When you reproduce the listing below, keep every entry exactly as written.

-- Available data --
┄┄┄┄┄┄
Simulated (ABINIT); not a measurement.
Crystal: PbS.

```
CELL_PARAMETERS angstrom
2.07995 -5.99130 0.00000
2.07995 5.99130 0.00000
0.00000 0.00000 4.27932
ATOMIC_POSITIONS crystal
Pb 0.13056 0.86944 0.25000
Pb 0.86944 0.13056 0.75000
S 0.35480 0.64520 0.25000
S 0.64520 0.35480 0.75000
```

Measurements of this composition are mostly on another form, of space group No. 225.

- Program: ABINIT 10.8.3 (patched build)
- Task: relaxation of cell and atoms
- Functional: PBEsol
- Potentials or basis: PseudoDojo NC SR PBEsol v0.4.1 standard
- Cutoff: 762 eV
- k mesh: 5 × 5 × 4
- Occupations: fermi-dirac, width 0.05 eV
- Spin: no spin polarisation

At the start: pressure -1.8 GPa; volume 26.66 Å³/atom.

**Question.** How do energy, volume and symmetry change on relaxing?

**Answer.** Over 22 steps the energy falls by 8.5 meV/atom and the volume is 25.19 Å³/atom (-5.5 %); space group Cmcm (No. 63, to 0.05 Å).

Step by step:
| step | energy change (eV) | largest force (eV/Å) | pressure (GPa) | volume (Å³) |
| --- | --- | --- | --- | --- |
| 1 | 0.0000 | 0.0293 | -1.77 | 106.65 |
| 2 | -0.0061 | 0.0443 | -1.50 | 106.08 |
┄┄┄┄┄┄

-- Task answer --
Simulated (ABINIT); not a measurement.
Crystal: PbS.

```
CELL_PARAMETERS angstrom
2.07995 -5.99130 0.00000
2.07995 5.99130 0.00000
0.00000 0.00000 4.27932
ATOMIC_POSITIONS crystal
Pb 0.13056 0.86944 0.25000
Pb 0.86944 0.13056 0.75000
S 0.35480 0.64520 0.25000
S 0.64520 0.35480 0.75000
```

Measurements of this composition are mostly on another form, of space group No. 225.

- Program: ABINIT 10.8.3 (patched build)
- Task: relaxation of cell and atoms
- Functional: PBEsol
- Potentials or basis: PseudoDojo NC SR PBEsol v0.4.1 standard
- Cutoff: 762 eV
- k mesh: 5 × 5 × 4
- Occupations: fermi-dirac, width 0.05 eV
- Spin: no spin polarisation

At the start: pressure -1.8 GPa; volume 26.66 Å³/atom.

**Question.** How do energy, volume and symmetry change on relaxing?

**Answer.** Over 22 steps the energy falls by 8.5 meV/atom and the volume is 25.19 Å³/atom (-5.5 %); space group Cmcm (No. 63, to 0.05 Å).

Step by step:
| step | energy change (eV) | largest force (eV/Å) | pressure (GPa) | volume (Å³) |
| --- | --- | --- | --- | --- |
| 1 | 0.0000 | 0.0293 | -1.77 | 106.65 |
| 2 | -0.0061 | 0.0443 | -1.50 | 106.08 |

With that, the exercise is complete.